## Work request
Nothing but the data, repeated exactly, belongs in the answer.

## The data
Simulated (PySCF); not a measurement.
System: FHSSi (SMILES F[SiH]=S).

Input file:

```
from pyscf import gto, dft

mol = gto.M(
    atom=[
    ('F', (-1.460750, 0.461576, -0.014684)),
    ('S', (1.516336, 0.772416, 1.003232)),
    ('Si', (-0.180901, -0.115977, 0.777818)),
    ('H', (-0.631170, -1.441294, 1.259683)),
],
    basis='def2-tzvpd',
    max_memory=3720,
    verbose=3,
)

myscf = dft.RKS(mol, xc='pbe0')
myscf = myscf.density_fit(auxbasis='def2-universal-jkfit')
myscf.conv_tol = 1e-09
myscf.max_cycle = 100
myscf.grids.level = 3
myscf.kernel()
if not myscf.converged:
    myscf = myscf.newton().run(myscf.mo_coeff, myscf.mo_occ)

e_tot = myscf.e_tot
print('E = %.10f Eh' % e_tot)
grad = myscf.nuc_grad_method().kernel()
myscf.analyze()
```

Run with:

## Written solution
Simulated (PySCF); not a measurement.
System: FHSSi (SMILES F[SiH]=S).

Input file:

```
from pyscf import gto, dft

mol = gto.M(
    atom=[
    ('F', (-1.460750, 0.461576, -0.014684)),
    ('S', (1.516336, 0.772416, 1.003232)),
    ('Si', (-0.180901, -0.115977, 0.777818)),
    ('H', (-0.631170, -1.441294, 1.259683)),
],
    basis='def2-tzvpd',
    max_memory=3720,
    verbose=3,
)

myscf = dft.RKS(mol, xc='pbe0')
myscf = myscf.density_fit(auxbasis='def2-universal-jkfit')
myscf.conv_tol = 1e-09
myscf.max_cycle = 100
myscf.grids.level = 3
myscf.kernel()
if not myscf.converged:
    myscf = myscf.newton().run(myscf.mo_coeff, myscf.mo_occ)

e_tot = myscf.e_tot
print('E = %.10f Eh' % e_tot)
grad = myscf.nuc_grad_method().kernel()
myscf.analyze()
```

Run with:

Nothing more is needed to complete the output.